Output, word for word, every line from the start of the listing down to and including the line that contains "### Question"; include nothing else.

##### Extracted information #####

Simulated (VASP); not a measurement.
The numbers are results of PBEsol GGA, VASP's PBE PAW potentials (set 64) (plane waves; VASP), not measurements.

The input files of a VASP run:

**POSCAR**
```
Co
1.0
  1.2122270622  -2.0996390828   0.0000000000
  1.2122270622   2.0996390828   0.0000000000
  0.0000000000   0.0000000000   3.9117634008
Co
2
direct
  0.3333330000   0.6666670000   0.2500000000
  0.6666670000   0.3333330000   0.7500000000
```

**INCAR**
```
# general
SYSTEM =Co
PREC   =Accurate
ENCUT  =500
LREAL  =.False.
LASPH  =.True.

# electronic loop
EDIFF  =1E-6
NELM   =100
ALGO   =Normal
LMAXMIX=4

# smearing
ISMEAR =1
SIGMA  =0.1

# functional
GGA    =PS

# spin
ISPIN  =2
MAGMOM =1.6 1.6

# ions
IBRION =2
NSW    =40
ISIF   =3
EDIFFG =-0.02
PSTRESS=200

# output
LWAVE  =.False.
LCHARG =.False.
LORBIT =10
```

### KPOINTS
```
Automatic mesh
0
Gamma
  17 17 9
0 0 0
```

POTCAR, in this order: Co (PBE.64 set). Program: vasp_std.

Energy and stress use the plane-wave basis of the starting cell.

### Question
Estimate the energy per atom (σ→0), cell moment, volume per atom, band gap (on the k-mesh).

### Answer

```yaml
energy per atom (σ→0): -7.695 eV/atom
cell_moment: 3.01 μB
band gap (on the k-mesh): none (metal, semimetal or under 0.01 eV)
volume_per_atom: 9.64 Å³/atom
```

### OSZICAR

#####

◆ Task output
Simulated (VASP); not a measurement.
The numbers are results of PBEsol GGA, VASP's PBE PAW potentials (set 64) (plane waves; VASP), not measurements.

The input files of a VASP run:

**POSCAR**
```
Co
1.0
  1.2122270622  -2.0996390828   0.0000000000
  1.2122270622   2.0996390828   0.0000000000
  0.0000000000   0.0000000000   3.9117634008
Co
2
direct
  0.3333330000   0.6666670000   0.2500000000
  0.6666670000   0.3333330000   0.7500000000
```

**INCAR**
```
# general
SYSTEM =Co
PREC   =Accurate
ENCUT  =500
LREAL  =.False.
LASPH  =.True.

# electronic loop
EDIFF  =1E-6
NELM   =100
ALGO   =Normal
LMAXMIX=4

# smearing
ISMEAR =1
SIGMA  =0.1

# functional
GGA    =PS

# spin
ISPIN  =2
MAGMOM =1.6 1.6

# ions
IBRION =2
NSW    =40
ISIF   =3
EDIFFG =-0.02
PSTRESS=200

# output
LWAVE  =.False.
LCHARG =.False.
LORBIT =10
```

### KPOINTS
```
Automatic mesh
0
Gamma
  17 17 9
0 0 0
```

POTCAR, in this order: Co (PBE.64 set). Program: vasp_std.

Energy and stress use the plane-wave basis of the starting cell.

### Question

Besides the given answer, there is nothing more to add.